All entries must be returned precisely as they appear.

============
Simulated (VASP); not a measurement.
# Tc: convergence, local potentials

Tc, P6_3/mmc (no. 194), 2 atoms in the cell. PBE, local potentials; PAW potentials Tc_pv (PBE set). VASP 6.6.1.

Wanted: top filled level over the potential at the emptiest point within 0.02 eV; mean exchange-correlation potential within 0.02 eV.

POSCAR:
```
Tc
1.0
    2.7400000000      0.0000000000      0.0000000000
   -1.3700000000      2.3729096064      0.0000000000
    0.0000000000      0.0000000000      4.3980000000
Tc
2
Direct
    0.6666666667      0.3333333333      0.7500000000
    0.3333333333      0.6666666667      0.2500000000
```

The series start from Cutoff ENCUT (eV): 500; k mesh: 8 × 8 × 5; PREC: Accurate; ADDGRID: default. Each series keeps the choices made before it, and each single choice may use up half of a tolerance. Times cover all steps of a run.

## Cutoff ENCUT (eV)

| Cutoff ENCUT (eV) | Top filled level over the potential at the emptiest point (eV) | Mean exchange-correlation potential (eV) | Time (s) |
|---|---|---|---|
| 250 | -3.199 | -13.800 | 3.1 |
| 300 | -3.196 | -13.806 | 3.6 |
============

EXERCISE OUTPUT
Simulated (VASP); not a measurement.
# Tc: convergence, local potentials

Tc, P6_3/mmc (no. 194), 2 atoms in the cell. PBE, local potentials; PAW potentials Tc_pv (PBE set). VASP 6.6.1.

Wanted: top filled level over the potential at the emptiest point within 0.02 eV; mean exchange-correlation potential within 0.02 eV.

POSCAR:
```
Tc
1.0
    2.7400000000      0.0000000000      0.0000000000
   -1.3700000000      2.3729096064      0.0000000000
    0.0000000000      0.0000000000      4.3980000000
Tc
2
Direct
    0.6666666667      0.3333333333      0.7500000000
    0.3333333333      0.6666666667      0.2500000000
```

The series start from Cutoff ENCUT (eV): 500; k mesh: 8 × 8 × 5; PREC: Accurate; ADDGRID: default. Each series keeps the choices made before it, and each single choice may use up half of a tolerance. Times cover all steps of a run.

## Cutoff ENCUT (eV)

| Cutoff ENCUT (eV) | Top filled level over the potential at the emptiest point (eV) | Mean exchange-correlation potential (eV) | Time (s) |
|---|---|---|---|
| 250 | -3.199 | -13.800 | 3.1 |
| 300 | -3.196 | -13.806 | 3.6 |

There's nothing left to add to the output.